──────── STORED DATA ────────
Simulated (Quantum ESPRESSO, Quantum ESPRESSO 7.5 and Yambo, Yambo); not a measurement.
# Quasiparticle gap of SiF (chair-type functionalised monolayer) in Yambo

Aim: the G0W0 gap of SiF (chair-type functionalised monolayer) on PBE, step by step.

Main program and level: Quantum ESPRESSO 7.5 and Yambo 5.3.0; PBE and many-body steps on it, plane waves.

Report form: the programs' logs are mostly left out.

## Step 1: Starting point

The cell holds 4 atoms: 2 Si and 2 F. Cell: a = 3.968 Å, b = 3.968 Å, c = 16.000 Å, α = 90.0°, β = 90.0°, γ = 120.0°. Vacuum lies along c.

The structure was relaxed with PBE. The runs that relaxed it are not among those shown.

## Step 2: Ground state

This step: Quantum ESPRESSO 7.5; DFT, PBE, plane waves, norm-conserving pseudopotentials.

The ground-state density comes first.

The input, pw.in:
────────

__TASK ITEM__: Each record above should be given again exactly as it appears.

__ANSWER BOX__:
Simulated (Quantum ESPRESSO, Quantum ESPRESSO 7.5 and Yambo, Yambo); not a measurement.
# Quasiparticle gap of SiF (chair-type functionalised monolayer) in Yambo

Aim: the G0W0 gap of SiF (chair-type functionalised monolayer) on PBE, step by step.

Main program and level: Quantum ESPRESSO 7.5 and Yambo 5.3.0; PBE and many-body steps on it, plane waves.

Report form: the programs' logs are mostly left out.

## Step 1: Starting point

The cell holds 4 atoms: 2 Si and 2 F. Cell: a = 3.968 Å, b = 3.968 Å, c = 16.000 Å, α = 90.0°, β = 90.0°, γ = 120.0°. Vacuum lies along c.

The structure was relaxed with PBE. The runs that relaxed it are not among those shown.

## Step 2: Ground state

This step: Quantum ESPRESSO 7.5; DFT, PBE, plane waves, norm-conserving pseudopotentials.

The ground-state density comes first.

The input, pw.in:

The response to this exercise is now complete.